§ **BRIEF**
Could you write out the opening lines of the data, word for word, stopping after the line that contains "doublet | -0.501259 |"?

§ **EXTRACTED INFORMATION**
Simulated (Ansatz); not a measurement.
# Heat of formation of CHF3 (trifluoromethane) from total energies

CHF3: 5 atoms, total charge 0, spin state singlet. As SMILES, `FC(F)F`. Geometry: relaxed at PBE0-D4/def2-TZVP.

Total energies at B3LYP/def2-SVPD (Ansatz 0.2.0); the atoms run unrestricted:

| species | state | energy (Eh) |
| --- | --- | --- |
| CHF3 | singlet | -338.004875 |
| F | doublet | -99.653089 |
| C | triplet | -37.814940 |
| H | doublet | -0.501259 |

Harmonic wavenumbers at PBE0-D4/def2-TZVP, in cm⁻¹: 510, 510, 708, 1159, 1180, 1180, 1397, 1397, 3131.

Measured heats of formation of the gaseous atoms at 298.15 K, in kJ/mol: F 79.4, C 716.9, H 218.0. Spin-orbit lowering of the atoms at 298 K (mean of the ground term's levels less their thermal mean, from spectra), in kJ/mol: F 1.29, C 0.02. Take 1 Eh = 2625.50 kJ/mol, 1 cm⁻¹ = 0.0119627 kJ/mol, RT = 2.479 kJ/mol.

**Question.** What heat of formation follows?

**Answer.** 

§ **EXERCISE RESULT**
Simulated (Ansatz); not a measurement.
# Heat of formation of CHF3 (trifluoromethane) from total energies

CHF3: 5 atoms, total charge 0, spin state singlet. As SMILES, `FC(F)F`. Geometry: relaxed at PBE0-D4/def2-TZVP.

Total energies at B3LYP/def2-SVPD (Ansatz 0.2.0); the atoms run unrestricted:

| species | state | energy (Eh) |
| --- | --- | --- |
| CHF3 | singlet | -338.004875 |
| F | doublet | -99.653089 |
| C | triplet | -37.814940 |
| H | doublet | -0.501259 |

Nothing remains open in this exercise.